Data excerpts |
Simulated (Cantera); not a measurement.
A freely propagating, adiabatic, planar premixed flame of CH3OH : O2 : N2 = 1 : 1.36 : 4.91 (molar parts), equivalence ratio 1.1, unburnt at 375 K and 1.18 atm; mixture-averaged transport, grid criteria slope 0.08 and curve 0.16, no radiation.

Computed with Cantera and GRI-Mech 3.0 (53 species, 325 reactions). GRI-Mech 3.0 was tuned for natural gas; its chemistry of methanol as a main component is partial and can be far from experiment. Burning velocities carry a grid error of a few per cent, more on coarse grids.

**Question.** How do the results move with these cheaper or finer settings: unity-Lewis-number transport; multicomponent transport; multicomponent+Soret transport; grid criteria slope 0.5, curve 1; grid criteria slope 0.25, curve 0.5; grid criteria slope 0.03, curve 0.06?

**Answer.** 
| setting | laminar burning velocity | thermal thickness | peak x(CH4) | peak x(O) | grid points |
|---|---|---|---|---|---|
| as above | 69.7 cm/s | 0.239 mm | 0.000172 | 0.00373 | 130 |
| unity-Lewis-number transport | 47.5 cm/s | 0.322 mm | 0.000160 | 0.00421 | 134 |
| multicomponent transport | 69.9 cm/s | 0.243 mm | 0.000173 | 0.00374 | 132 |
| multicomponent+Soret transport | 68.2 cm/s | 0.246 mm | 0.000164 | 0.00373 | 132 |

Work item |
Please output the entries above, every line exactly as it reads.

Exercise response |
Simulated (Cantera); not a measurement.
A freely propagating, adiabatic, planar premixed flame of CH3OH : O2 : N2 = 1 : 1.36 : 4.91 (molar parts), equivalence ratio 1.1, unburnt at 375 K and 1.18 atm; mixture-averaged transport, grid criteria slope 0.08 and curve 0.16, no radiation.

Computed with Cantera and GRI-Mech 3.0 (53 species, 325 reactions). GRI-Mech 3.0 was tuned for natural gas; its chemistry of methanol as a main component is partial and can be far from experiment. Burning velocities carry a grid error of a few per cent, more on coarse grids.

**Question.** How do the results move with these cheaper or finer settings: unity-Lewis-number transport; multicomponent transport; multicomponent+Soret transport; grid criteria slope 0.5, curve 1; grid criteria slope 0.25, curve 0.5; grid criteria slope 0.03, curve 0.06?

**Answer.** 
| setting | laminar burning velocity | thermal thickness | peak x(CH4) | peak x(O) | grid points |
|---|---|---|---|---|---|
| as above | 69.7 cm/s | 0.239 mm | 0.000172 | 0.00373 | 130 |
| unity-Lewis-number transport | 47.5 cm/s | 0.322 mm | 0.000160 | 0.00421 | 134 |
| multicomponent transport | 69.9 cm/s | 0.243 mm | 0.000173 | 0.00374 | 132 |
| multicomponent+Soret transport | 68.2 cm/s | 0.246 mm | 0.000164 | 0.00373 | 132 |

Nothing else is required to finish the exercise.